# EXERCISE DATA:
_ _ _ _

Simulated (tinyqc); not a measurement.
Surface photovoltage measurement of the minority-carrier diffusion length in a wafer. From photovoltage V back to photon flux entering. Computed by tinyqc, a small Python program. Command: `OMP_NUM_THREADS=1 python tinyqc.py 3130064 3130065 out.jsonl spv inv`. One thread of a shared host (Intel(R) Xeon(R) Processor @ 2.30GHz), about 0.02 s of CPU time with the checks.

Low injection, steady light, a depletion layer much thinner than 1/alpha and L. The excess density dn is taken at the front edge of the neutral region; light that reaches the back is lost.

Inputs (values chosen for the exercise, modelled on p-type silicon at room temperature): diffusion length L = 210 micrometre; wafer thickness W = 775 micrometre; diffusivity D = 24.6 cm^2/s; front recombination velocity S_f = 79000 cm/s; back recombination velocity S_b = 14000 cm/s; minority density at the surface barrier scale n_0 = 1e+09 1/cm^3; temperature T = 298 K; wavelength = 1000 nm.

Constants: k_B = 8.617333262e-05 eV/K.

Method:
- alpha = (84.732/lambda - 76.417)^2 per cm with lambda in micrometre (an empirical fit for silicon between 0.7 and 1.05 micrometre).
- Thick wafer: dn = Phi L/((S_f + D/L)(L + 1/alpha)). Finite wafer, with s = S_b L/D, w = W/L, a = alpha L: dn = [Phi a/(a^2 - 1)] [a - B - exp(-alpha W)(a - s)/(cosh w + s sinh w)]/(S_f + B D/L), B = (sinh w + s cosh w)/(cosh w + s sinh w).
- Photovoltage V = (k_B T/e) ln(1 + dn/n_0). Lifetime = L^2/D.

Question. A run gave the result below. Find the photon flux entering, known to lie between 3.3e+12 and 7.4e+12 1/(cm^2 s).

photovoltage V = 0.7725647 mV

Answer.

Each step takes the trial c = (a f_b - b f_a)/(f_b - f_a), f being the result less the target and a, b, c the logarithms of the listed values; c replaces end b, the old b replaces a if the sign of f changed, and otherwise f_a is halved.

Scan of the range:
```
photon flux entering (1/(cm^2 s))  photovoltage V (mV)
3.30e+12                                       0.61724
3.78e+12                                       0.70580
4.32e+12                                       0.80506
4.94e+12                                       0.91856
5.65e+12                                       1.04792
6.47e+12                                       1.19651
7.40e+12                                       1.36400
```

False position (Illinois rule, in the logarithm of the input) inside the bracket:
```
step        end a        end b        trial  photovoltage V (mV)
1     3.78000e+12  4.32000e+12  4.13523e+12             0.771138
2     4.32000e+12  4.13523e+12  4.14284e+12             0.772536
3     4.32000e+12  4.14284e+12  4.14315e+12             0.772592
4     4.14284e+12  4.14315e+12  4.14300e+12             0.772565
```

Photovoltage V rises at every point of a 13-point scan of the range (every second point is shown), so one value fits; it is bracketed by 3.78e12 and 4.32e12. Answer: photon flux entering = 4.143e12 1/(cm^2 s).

_ _ _ _

# WORK ITEM:
From the line that has "Inputs (values chosen" through the line that has "- Photovoltage V", copy every line exactly as it appears above, and leave out all others.

# EXPECTED ANSWER:
Inputs (values chosen for the exercise, modelled on p-type silicon at room temperature): diffusion length L = 210 micrometre; wafer thickness W = 775 micrometre; diffusivity D = 24.6 cm^2/s; front recombination velocity S_f = 79000 cm/s; back recombination velocity S_b = 14000 cm/s; minority density at the surface barrier scale n_0 = 1e+09 1/cm^3; temperature T = 298 K; wavelength = 1000 nm.

Constants: k_B = 8.617333262e-05 eV/K.

Method:
- alpha = (84.732/lambda - 76.417)^2 per cm with lambda in micrometre (an empirical fit for silicon between 0.7 and 1.05 micrometre).
- Thick wafer: dn = Phi L/((S_f + D/L)(L + 1/alpha)). Finite wafer, with s = S_b L/D, w = W/L, a = alpha L: dn = [Phi a/(a^2 - 1)] [a - B - exp(-alpha W)(a - s)/(cosh w + s sinh w)]/(S_f + B D/L), B = (sinh w + s cosh w)/(cosh w + s sinh w).
- Photovoltage V = (k_B T/e) ln(1 + dn/n_0). Lifetime = L^2/D.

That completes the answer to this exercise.